- Requirement: From the line that contains "intrinsic Fermi level." through the line that contains "the direction named?", output every line of the listing below exactly and leave out all the rest.

- Extracted data:
* * * * *

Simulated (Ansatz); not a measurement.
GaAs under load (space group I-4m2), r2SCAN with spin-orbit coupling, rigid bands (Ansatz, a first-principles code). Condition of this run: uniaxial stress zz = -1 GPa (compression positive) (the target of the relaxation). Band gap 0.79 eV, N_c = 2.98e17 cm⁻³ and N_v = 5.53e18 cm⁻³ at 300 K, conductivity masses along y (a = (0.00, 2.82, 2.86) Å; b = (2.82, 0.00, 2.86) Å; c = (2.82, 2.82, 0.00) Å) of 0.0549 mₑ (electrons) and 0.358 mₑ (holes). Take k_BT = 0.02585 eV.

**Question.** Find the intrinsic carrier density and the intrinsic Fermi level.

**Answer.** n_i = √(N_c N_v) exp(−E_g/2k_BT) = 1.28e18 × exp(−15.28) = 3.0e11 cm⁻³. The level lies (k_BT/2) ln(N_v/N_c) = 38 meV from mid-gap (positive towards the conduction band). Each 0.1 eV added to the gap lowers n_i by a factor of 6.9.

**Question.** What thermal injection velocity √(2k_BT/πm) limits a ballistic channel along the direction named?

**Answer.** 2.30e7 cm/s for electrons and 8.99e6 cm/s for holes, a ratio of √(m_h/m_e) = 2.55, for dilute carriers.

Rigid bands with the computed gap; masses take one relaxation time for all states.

* * * * *

- Response box:
**Question.** Find the intrinsic carrier density and the intrinsic Fermi level.

**Answer.** n_i = √(N_c N_v) exp(−E_g/2k_BT) = 1.28e18 × exp(−15.28) = 3.0e11 cm⁻³. The level lies (k_BT/2) ln(N_v/N_c) = 38 meV from mid-gap (positive towards the conduction band). Each 0.1 eV added to the gap lowers n_i by a factor of 6.9.

**Question.** What thermal injection velocity √(2k_BT/πm) limits a ballistic channel along the direction named?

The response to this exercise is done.